• _Work request_
Copy out, word for word, the lines from the start of the data below through the line containing "Q: Give the", and no others.

• _Extracted entries_
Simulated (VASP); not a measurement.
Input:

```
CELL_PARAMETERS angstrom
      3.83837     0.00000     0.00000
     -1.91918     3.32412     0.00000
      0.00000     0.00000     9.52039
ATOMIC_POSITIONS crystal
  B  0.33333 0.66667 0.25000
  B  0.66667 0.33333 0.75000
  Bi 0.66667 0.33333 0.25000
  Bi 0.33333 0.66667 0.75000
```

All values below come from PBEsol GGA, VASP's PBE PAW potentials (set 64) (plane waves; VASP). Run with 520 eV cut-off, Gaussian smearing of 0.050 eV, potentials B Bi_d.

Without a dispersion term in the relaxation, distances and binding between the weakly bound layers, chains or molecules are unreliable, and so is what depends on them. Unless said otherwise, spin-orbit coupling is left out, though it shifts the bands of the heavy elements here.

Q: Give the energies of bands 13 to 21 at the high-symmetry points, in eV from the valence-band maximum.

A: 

• _Exercise output_
Simulated (VASP); not a measurement.
Input:

```
CELL_PARAMETERS angstrom
      3.83837     0.00000     0.00000
     -1.91918     3.32412     0.00000
      0.00000     0.00000     9.52039
ATOMIC_POSITIONS crystal
  B  0.33333 0.66667 0.25000
  B  0.66667 0.33333 0.75000
  Bi 0.66667 0.33333 0.25000
  Bi 0.33333 0.66667 0.75000
```

All values below come from PBEsol GGA, VASP's PBE PAW potentials (set 64) (plane waves; VASP). Run with 520 eV cut-off, Gaussian smearing of 0.050 eV, potentials B Bi_d.

Without a dispersion term in the relaxation, distances and binding between the weakly bound layers, chains or molecules are unreliable, and so is what depends on them. Unless said otherwise, spin-orbit coupling is left out, though it shifts the bands of the heavy elements here.

Q: Give the energies of bands 13 to 21 at the high-symmetry points, in eV from the valence-band maximum.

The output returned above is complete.